## Assignment
Please transcribe the data that follows exactly, from its first line through the line that contains "Question: I Lβ1".

## Information provided
*-*-*

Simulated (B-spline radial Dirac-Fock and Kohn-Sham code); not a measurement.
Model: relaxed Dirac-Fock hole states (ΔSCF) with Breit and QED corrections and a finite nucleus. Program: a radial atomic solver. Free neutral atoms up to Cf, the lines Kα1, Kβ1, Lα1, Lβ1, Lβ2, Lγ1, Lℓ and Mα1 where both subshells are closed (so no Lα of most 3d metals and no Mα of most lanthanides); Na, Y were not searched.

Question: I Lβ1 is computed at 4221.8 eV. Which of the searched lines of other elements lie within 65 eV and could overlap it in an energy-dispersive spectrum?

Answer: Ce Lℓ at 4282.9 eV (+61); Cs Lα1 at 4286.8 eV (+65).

*-*-*

## Answer space
Simulated (B-spline radial Dirac-Fock and Kohn-Sham code); not a measurement.
Model: relaxed Dirac-Fock hole states (ΔSCF) with Breit and QED corrections and a finite nucleus. Program: a radial atomic solver. Free neutral atoms up to Cf, the lines Kα1, Kβ1, Lα1, Lβ1, Lβ2, Lγ1, Lℓ and Mα1 where both subshells are closed (so no Lα of most 3d metals and no Mα of most lanthanides); Na, Y were not searched.

Question: I Lβ1 is computed at 4221.8 eV. Which of the searched lines of other elements lie within 65 eV and could overlap it in an energy-dispersive spectrum?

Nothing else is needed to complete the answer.